Work item: Only the lines from the top of the material through the line containing "Methods: CASSCF; SS-CASPT2, IPEA" should be restated, each one exactly.

** Opening Data records block **
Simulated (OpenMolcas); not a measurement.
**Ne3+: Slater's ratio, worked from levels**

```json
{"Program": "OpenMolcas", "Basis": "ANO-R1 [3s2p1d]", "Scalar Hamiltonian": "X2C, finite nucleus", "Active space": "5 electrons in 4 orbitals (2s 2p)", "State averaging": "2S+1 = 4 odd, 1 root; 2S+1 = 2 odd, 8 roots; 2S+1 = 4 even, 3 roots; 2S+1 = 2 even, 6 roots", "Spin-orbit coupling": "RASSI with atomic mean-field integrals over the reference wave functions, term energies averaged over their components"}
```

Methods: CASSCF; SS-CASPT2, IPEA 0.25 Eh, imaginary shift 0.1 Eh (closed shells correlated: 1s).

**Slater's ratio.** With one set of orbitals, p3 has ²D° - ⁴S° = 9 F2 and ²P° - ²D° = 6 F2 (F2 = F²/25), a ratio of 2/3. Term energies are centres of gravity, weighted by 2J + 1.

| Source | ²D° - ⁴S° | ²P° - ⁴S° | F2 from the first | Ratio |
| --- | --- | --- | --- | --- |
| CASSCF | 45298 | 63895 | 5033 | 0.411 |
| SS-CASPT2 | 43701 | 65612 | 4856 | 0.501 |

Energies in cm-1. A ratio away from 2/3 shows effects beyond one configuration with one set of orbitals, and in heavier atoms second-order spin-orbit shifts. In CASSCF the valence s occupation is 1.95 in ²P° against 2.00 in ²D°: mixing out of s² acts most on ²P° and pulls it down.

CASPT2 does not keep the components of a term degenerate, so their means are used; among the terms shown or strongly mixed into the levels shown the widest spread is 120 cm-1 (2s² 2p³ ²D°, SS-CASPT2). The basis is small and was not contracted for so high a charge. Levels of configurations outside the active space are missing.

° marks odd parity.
** Closing Data records block **

Response:
Simulated (OpenMolcas); not a measurement.
**Ne3+: Slater's ratio, worked from levels**

```json
{"Program": "OpenMolcas", "Basis": "ANO-R1 [3s2p1d]", "Scalar Hamiltonian": "X2C, finite nucleus", "Active space": "5 electrons in 4 orbitals (2s 2p)", "State averaging": "2S+1 = 4 odd, 1 root; 2S+1 = 2 odd, 8 roots; 2S+1 = 4 even, 3 roots; 2S+1 = 2 even, 6 roots", "Spin-orbit coupling": "RASSI with atomic mean-field integrals over the reference wave functions, term energies averaged over their components"}
```

Methods: CASSCF; SS-CASPT2, IPEA 0.25 Eh, imaginary shift 0.1 Eh (closed shells correlated: 1s).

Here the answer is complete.